-- PROVIDED INFORMATION --
◆ ◆ ◆

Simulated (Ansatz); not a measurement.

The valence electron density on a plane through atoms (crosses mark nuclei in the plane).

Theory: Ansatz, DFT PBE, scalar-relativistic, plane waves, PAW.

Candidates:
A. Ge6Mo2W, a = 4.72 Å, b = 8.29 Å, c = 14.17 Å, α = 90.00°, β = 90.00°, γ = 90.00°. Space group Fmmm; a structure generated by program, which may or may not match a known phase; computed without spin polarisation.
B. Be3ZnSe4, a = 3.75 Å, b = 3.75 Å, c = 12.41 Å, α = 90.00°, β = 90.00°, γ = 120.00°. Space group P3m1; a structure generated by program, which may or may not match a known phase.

◆ ◆ ◆

-- WORK ITEM --
Give the entries again, every one of them exactly.

-- PROBLEM SOLUTION --
Simulated (Ansatz); not a measurement.

The valence electron density on a plane through atoms (crosses mark nuclei in the plane).

Theory: Ansatz, DFT PBE, scalar-relativistic, plane waves, PAW.

Candidates:
A. Ge6Mo2W, a = 4.72 Å, b = 8.29 Å, c = 14.17 Å, α = 90.00°, β = 90.00°, γ = 90.00°. Space group Fmmm; a structure generated by program, which may or may not match a known phase; computed without spin polarisation.
B. Be3ZnSe4, a = 3.75 Å, b = 3.75 Å, c = 12.41 Å, α = 90.00°, β = 90.00°, γ = 120.00°. Space group P3m1; a structure generated by program, which may or may not match a known phase.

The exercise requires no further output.